◆ **REQUIREMENT**: Each line from the start of the data below through the one containing "Simulation results for AlH2NO" must be reproduced exactly.

- Opening Delimiter -
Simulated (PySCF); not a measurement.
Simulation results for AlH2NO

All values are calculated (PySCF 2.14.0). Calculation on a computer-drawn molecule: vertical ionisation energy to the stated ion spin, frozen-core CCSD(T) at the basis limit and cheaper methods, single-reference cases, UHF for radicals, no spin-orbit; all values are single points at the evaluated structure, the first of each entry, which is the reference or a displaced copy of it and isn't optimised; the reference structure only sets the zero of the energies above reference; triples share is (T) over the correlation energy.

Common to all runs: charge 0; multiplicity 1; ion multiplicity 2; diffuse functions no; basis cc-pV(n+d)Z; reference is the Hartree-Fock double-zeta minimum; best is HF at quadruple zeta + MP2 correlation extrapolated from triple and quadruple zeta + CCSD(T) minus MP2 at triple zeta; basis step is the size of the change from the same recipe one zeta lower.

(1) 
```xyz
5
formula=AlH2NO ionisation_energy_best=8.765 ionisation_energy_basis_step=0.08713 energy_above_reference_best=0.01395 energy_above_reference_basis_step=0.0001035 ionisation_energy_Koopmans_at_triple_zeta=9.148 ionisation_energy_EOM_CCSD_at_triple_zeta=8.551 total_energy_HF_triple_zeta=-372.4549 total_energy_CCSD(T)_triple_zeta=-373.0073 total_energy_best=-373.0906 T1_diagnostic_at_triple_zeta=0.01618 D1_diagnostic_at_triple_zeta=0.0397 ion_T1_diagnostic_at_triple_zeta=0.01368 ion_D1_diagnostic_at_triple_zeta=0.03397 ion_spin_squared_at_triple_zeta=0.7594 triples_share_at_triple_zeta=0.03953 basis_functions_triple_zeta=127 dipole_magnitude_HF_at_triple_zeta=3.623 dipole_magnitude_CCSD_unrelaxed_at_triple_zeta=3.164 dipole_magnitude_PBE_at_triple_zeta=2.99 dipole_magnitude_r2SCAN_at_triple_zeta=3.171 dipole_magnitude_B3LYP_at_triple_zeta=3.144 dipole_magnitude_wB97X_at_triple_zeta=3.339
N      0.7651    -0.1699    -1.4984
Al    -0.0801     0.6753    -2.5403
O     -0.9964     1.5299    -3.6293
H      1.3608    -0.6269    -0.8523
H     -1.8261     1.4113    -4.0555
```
- Closing Delimiter -

◆ **TASK ANSWER**:
Simulated (PySCF); not a measurement.
Simulation results for AlH2NO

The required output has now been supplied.